= Listed records =
• • • • • • •

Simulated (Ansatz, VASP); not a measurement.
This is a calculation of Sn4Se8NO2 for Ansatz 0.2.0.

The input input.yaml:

• • • • • • •

= Brief =
Having read the records, return each one exactly.

= Your response =
Simulated (Ansatz, VASP); not a measurement.
This is a calculation of Sn4Se8NO2 for Ansatz 0.2.0.

The input input.yaml:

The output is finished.